= Beginning of Section =
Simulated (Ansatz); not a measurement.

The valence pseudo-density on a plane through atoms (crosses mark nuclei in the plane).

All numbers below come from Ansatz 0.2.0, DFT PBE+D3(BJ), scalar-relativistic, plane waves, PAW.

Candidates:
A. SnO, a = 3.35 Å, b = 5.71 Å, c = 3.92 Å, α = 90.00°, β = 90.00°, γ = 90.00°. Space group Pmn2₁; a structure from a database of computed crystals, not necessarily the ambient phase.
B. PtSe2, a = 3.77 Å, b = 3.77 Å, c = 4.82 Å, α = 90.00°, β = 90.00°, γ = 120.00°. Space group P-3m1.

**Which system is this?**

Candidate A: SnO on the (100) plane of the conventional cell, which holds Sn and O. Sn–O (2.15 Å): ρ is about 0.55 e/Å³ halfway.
= End of Section =

Copy out only the lines above from the one with "B. PtSe2, a" to the one with "system is this?**", inclusive, exactly as they stand.

→ Response
B. PtSe2, a = 3.77 Å, b = 3.77 Å, c = 4.82 Å, α = 90.00°, β = 90.00°, γ = 120.00°. Space group P-3m1.

**Which system is this?**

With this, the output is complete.